ASSIGNMENT: All that is wanted is a word-for-word copy of the data from its first line to the line containing "Caveats: Ions are", both included.

EXCERPTED RECORDS:
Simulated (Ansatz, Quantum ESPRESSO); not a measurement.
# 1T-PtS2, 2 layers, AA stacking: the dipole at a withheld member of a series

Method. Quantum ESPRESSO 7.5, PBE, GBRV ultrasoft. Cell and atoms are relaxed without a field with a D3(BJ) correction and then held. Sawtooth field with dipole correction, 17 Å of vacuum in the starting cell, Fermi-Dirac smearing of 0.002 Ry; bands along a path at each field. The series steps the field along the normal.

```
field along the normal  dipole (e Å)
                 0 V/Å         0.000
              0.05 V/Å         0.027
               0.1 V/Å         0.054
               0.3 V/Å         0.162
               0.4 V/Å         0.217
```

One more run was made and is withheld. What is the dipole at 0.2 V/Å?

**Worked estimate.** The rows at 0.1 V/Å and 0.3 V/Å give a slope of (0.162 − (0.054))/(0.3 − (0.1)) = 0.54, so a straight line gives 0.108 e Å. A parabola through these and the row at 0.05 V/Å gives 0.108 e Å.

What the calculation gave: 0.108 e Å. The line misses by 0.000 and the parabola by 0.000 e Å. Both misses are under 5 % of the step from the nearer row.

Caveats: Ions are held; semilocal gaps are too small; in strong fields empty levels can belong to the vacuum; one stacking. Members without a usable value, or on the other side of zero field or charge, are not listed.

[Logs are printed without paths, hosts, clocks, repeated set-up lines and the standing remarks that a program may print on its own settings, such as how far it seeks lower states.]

WORKED SOLUTION:
Simulated (Ansatz, Quantum ESPRESSO); not a measurement.
# 1T-PtS2, 2 layers, AA stacking: the dipole at a withheld member of a series

Method. Quantum ESPRESSO 7.5, PBE, GBRV ultrasoft. Cell and atoms are relaxed without a field with a D3(BJ) correction and then held. Sawtooth field with dipole correction, 17 Å of vacuum in the starting cell, Fermi-Dirac smearing of 0.002 Ry; bands along a path at each field. The series steps the field along the normal.

```
field along the normal  dipole (e Å)
                 0 V/Å         0.000
              0.05 V/Å         0.027
               0.1 V/Å         0.054
               0.3 V/Å         0.162
               0.4 V/Å         0.217
```

One more run was made and is withheld. What is the dipole at 0.2 V/Å?

**Worked estimate.** The rows at 0.1 V/Å and 0.3 V/Å give a slope of (0.162 − (0.054))/(0.3 − (0.1)) = 0.54, so a straight line gives 0.108 e Å. A parabola through these and the row at 0.05 V/Å gives 0.108 e Å.

What the calculation gave: 0.108 e Å. The line misses by 0.000 and the parabola by 0.000 e Å. Both misses are under 5 % of the step from the nearer row.

Caveats: Ions are held; semilocal gaps are too small; in strong fields empty levels can belong to the vacuum; one stacking. Members without a usable value, or on the other side of zero field or charge, are not listed.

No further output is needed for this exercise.